- _Action item_
Give the records again in full, exactly as they are.

*** Opening of Extracted records ***
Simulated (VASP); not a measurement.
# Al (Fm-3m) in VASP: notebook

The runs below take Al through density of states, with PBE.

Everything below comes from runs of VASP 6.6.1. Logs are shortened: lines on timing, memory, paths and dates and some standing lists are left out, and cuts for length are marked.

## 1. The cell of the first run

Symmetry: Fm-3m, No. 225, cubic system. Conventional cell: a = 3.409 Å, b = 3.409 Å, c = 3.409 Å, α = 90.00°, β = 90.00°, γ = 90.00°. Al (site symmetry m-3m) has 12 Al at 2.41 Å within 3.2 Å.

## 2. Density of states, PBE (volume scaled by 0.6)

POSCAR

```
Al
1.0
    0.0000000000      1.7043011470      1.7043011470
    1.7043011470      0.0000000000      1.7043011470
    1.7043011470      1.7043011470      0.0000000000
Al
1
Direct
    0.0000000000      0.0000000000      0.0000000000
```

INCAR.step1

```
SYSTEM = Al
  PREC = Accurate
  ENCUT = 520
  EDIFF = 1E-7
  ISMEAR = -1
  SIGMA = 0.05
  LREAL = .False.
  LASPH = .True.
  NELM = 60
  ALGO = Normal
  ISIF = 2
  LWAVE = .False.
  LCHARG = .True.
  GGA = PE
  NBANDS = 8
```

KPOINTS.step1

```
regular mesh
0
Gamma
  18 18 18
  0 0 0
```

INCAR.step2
*** Close of Extracted records ***

- _Reply_
Simulated (VASP); not a measurement.
# Al (Fm-3m) in VASP: notebook

The runs below take Al through density of states, with PBE.

Everything below comes from runs of VASP 6.6.1. Logs are shortened: lines on timing, memory, paths and dates and some standing lists are left out, and cuts for length are marked.

## 1. The cell of the first run

Symmetry: Fm-3m, No. 225, cubic system. Conventional cell: a = 3.409 Å, b = 3.409 Å, c = 3.409 Å, α = 90.00°, β = 90.00°, γ = 90.00°. Al (site symmetry m-3m) has 12 Al at 2.41 Å within 3.2 Å.

## 2. Density of states, PBE (volume scaled by 0.6)

POSCAR

```
Al
1.0
    0.0000000000      1.7043011470      1.7043011470
    1.7043011470      0.0000000000      1.7043011470
    1.7043011470      1.7043011470      0.0000000000
Al
1
Direct
    0.0000000000      0.0000000000      0.0000000000
```

INCAR.step1

```
SYSTEM = Al
  PREC = Accurate
  ENCUT = 520
  EDIFF = 1E-7
  ISMEAR = -1
  SIGMA = 0.05
  LREAL = .False.
  LASPH = .True.
  NELM = 60
  ALGO = Normal
  ISIF = 2
  LWAVE = .False.
  LCHARG = .True.
  GGA = PE
  NBANDS = 8
```

KPOINTS.step1

```
regular mesh
0
Gamma
  18 18 18
  0 0 0
```

INCAR.step2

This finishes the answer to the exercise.